=== Section Start ===
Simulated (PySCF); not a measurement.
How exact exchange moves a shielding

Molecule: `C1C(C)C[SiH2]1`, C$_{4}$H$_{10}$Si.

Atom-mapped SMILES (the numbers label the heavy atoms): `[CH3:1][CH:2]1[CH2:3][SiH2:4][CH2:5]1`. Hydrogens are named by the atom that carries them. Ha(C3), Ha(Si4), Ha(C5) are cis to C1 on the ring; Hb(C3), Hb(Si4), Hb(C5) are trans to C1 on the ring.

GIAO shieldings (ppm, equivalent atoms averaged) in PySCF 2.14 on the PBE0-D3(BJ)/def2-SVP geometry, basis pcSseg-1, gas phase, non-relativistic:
=== Section End ===

## Work order
Repeat the listing exactly.

## Written answer
Simulated (PySCF); not a measurement.
How exact exchange moves a shielding

Molecule: `C1C(C)C[SiH2]1`, C$_{4}$H$_{10}$Si.

Atom-mapped SMILES (the numbers label the heavy atoms): `[CH3:1][CH:2]1[CH2:3][SiH2:4][CH2:5]1`. Hydrogens are named by the atom that carries them. Ha(C3), Ha(Si4), Ha(C5) are cis to C1 on the ring; Hb(C3), Hb(Si4), Hb(C5) are trans to C1 on the ring.

GIAO shieldings (ppm, equivalent atoms averaged) in PySCF 2.14 on the PBE0-D3(BJ)/def2-SVP geometry, basis pcSseg-1, gas phase, non-relativistic:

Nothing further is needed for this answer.